━━━━━━━━━━━━━━━━
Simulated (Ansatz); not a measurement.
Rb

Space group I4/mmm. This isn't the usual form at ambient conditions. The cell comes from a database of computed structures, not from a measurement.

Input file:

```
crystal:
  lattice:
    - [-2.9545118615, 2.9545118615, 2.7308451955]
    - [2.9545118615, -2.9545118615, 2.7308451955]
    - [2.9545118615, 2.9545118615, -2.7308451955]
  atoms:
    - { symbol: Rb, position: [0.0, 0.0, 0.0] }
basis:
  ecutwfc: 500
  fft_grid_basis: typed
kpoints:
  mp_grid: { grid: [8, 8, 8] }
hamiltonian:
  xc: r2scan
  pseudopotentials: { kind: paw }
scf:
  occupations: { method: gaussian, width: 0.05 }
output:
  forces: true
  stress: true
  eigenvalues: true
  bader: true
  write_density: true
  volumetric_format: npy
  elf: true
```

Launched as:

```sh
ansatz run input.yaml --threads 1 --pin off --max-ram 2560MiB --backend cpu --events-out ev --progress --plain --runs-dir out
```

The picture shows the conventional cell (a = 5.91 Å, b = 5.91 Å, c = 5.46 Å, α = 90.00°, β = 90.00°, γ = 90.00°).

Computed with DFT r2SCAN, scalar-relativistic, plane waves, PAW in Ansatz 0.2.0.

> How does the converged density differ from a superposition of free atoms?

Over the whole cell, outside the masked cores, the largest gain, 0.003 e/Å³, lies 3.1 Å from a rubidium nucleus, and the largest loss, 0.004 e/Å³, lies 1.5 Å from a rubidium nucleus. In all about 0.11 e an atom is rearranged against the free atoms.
━━━━━━━━━━━━━━━━

Starting at the line that has "The picture shows" and ending at the line that has "of free atoms?", please write out the lines above exactly, leaving out all others.

__WRITTEN ANSWER__.
The picture shows the conventional cell (a = 5.91 Å, b = 5.91 Å, c = 5.46 Å, α = 90.00°, β = 90.00°, γ = 90.00°).

Computed with DFT r2SCAN, scalar-relativistic, plane waves, PAW in Ansatz 0.2.0.

> How does the converged density differ from a superposition of free atoms?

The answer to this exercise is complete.